Assigned task: Retype every entry below without any change.

Exercise data:
- - - - -

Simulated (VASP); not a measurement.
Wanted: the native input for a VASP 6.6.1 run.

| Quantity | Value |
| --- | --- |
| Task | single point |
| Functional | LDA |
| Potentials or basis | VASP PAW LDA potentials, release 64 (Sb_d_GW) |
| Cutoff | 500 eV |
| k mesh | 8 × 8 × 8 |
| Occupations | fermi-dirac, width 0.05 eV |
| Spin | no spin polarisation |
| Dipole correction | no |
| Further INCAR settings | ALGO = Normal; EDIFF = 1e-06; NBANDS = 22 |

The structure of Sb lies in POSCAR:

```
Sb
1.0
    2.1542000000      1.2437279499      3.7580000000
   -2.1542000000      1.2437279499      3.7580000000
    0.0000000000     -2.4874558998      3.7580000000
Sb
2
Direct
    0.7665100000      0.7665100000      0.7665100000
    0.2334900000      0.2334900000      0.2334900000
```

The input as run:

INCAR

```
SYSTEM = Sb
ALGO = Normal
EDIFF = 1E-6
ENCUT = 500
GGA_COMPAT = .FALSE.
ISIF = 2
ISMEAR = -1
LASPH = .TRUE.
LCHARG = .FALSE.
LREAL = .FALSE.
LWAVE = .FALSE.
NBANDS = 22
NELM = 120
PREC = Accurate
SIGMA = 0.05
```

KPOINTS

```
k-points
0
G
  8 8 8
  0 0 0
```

- - - - -

Answer space:
Simulated (VASP); not a measurement.
Wanted: the native input for a VASP 6.6.1 run.

| Quantity | Value |
| --- | --- |
| Task | single point |
| Functional | LDA |
| Potentials or basis | VASP PAW LDA potentials, release 64 (Sb_d_GW) |
| Cutoff | 500 eV |
| k mesh | 8 × 8 × 8 |
| Occupations | fermi-dirac, width 0.05 eV |
| Spin | no spin polarisation |
| Dipole correction | no |
| Further INCAR settings | ALGO = Normal; EDIFF = 1e-06; NBANDS = 22 |

The structure of Sb lies in POSCAR:

```
Sb
1.0
    2.1542000000      1.2437279499      3.7580000000
   -2.1542000000      1.2437279499      3.7580000000
    0.0000000000     -2.4874558998      3.7580000000
Sb
2
Direct
    0.7665100000      0.7665100000      0.7665100000
    0.2334900000      0.2334900000      0.2334900000
```

The input as run:

INCAR

```
SYSTEM = Sb
ALGO = Normal
EDIFF = 1E-6
ENCUT = 500
GGA_COMPAT = .FALSE.
ISIF = 2
ISMEAR = -1
LASPH = .TRUE.
LCHARG = .FALSE.
LREAL = .FALSE.
LWAVE = .FALSE.
NBANDS = 22
NELM = 120
PREC = Accurate
SIGMA = 0.05
```

KPOINTS

```
k-points
0
G
  8 8 8
  0 0 0
```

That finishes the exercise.